→ **WORK ITEM**
The result should be a verbatim copy of the whole listing.

→ **PROVIDED DATA**
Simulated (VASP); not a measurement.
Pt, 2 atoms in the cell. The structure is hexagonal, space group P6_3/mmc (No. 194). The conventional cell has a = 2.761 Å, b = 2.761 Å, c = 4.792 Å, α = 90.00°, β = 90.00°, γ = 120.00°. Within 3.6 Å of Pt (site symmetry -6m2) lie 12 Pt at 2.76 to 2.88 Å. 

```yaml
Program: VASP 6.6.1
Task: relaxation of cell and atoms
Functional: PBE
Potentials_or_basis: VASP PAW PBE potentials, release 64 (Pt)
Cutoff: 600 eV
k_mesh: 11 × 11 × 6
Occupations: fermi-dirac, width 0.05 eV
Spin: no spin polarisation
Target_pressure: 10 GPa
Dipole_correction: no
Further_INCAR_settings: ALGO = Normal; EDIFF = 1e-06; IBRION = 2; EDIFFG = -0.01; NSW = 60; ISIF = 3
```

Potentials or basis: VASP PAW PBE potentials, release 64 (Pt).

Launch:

→ **EXERCISE RESPONSE**
Simulated (VASP); not a measurement.
Pt, 2 atoms in the cell. The structure is hexagonal, space group P6_3/mmc (No. 194). The conventional cell has a = 2.761 Å, b = 2.761 Å, c = 4.792 Å, α = 90.00°, β = 90.00°, γ = 120.00°. Within 3.6 Å of Pt (site symmetry -6m2) lie 12 Pt at 2.76 to 2.88 Å. 

```yaml
Program: VASP 6.6.1
Task: relaxation of cell and atoms
Functional: PBE
Potentials_or_basis: VASP PAW PBE potentials, release 64 (Pt)
Cutoff: 600 eV
k_mesh: 11 × 11 × 6
Occupations: fermi-dirac, width 0.05 eV
Spin: no spin polarisation
Target_pressure: 10 GPa
Dipole_correction: no
Further_INCAR_settings: ALGO = Normal; EDIFF = 1e-06; IBRION = 2; EDIFFG = -0.01; NSW = 60; ISIF = 3
```

Potentials or basis: VASP PAW PBE potentials, release 64 (Pt).

Launch:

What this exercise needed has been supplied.